++++++++++++++++++++

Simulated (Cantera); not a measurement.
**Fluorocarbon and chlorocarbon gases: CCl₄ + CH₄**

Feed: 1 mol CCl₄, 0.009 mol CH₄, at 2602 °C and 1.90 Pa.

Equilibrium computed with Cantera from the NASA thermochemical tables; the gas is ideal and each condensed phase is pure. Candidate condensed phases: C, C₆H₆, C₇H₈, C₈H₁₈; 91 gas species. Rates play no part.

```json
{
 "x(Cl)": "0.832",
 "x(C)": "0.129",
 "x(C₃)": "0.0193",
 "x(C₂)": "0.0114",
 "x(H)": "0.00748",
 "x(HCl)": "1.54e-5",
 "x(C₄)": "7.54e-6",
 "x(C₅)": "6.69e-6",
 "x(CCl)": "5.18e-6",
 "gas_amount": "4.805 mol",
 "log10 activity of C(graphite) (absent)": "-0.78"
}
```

++++++++++++++++++++

▸ WORK INSTRUCTION
Reproduce the listing above exactly, but only from its first line through the line holding "Feed: 1 mol"; both of those lines are included.

▸ TASK RESULT
Simulated (Cantera); not a measurement.
**Fluorocarbon and chlorocarbon gases: CCl₄ + CH₄**

Feed: 1 mol CCl₄, 0.009 mol CH₄, at 2602 °C and 1.90 Pa.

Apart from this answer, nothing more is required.